:: Brief ::
Set the entries down once more, exactly as they are worded.

:: Supplied data ::
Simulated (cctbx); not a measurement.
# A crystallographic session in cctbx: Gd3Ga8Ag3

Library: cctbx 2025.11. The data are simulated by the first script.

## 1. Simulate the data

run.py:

:: Expected answer ::
Simulated (cctbx); not a measurement.
# A crystallographic session in cctbx: Gd3Ga8Ag3

Library: cctbx 2025.11. The data are simulated by the first script.

## 1. Simulate the data

run.py:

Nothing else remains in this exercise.